------------

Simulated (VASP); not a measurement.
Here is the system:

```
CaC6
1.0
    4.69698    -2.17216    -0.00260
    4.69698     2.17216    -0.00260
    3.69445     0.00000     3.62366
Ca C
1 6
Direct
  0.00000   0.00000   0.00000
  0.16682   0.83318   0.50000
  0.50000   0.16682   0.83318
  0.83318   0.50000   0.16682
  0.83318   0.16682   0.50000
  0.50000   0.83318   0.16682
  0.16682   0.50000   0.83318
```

------------

**Brief:** Transcribe the data above exactly as it reads.

**Answer box:**
Simulated (VASP); not a measurement.
Here is the system:

```
CaC6
1.0
    4.69698    -2.17216    -0.00260
    4.69698     2.17216    -0.00260
    3.69445     0.00000     3.62366
Ca C
1 6
Direct
  0.00000   0.00000   0.00000
  0.16682   0.83318   0.50000
  0.50000   0.16682   0.83318
  0.83318   0.50000   0.16682
  0.83318   0.16682   0.50000
  0.50000   0.83318   0.16682
  0.16682   0.50000   0.83318
```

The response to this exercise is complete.